'''

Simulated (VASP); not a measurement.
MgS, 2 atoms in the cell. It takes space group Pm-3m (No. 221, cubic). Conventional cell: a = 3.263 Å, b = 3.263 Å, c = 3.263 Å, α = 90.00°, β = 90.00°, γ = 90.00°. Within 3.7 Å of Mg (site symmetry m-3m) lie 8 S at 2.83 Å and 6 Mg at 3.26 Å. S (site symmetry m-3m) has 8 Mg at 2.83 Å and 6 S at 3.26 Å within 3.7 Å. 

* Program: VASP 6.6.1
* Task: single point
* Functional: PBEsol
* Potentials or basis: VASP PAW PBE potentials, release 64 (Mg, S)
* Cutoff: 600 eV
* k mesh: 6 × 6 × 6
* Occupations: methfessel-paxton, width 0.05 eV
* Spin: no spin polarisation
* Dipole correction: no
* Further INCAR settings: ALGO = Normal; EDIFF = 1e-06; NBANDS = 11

'''

> **Brief**
Write the listing out again, word for word, in its entirety.

> **Response box**
Simulated (VASP); not a measurement.
MgS, 2 atoms in the cell. It takes space group Pm-3m (No. 221, cubic). Conventional cell: a = 3.263 Å, b = 3.263 Å, c = 3.263 Å, α = 90.00°, β = 90.00°, γ = 90.00°. Within 3.7 Å of Mg (site symmetry m-3m) lie 8 S at 2.83 Å and 6 Mg at 3.26 Å. S (site symmetry m-3m) has 8 Mg at 2.83 Å and 6 S at 3.26 Å within 3.7 Å. 

* Program: VASP 6.6.1
* Task: single point
* Functional: PBEsol
* Potentials or basis: VASP PAW PBE potentials, release 64 (Mg, S)
* Cutoff: 600 eV
* k mesh: 6 × 6 × 6
* Occupations: methfessel-paxton, width 0.05 eV
* Spin: no spin polarisation
* Dipole correction: no
* Further INCAR settings: ALGO = Normal; EDIFF = 1e-06; NBANDS = 11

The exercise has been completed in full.